◆ Excerpted data
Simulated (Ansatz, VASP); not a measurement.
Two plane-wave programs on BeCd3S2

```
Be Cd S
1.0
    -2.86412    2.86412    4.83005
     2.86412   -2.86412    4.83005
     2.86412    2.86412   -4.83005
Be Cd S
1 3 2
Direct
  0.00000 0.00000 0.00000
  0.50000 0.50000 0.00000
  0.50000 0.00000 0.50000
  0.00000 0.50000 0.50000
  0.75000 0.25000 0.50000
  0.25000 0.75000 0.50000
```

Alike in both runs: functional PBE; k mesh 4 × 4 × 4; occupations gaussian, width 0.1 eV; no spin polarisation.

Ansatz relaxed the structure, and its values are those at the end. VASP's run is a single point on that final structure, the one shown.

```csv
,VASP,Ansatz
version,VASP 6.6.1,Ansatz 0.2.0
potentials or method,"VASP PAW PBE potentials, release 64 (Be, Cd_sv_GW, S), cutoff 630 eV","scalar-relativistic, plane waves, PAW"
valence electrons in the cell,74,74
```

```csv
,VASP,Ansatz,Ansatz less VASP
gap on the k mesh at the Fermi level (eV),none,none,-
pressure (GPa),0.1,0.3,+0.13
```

◆ Work request
Transcribe only the lines from the beginning of the entries to the line with "Alike in both", inclusive, exactly as written.

◆ Exercise output
Simulated (Ansatz, VASP); not a measurement.
Two plane-wave programs on BeCd3S2

```
Be Cd S
1.0
    -2.86412    2.86412    4.83005
     2.86412   -2.86412    4.83005
     2.86412    2.86412   -4.83005
Be Cd S
1 3 2
Direct
  0.00000 0.00000 0.00000
  0.50000 0.50000 0.00000
  0.50000 0.00000 0.50000
  0.00000 0.50000 0.50000
  0.75000 0.25000 0.50000
  0.25000 0.75000 0.50000
```

Alike in both runs: functional PBE; k mesh 4 × 4 × 4; occupations gaussian, width 0.1 eV; no spin polarisation.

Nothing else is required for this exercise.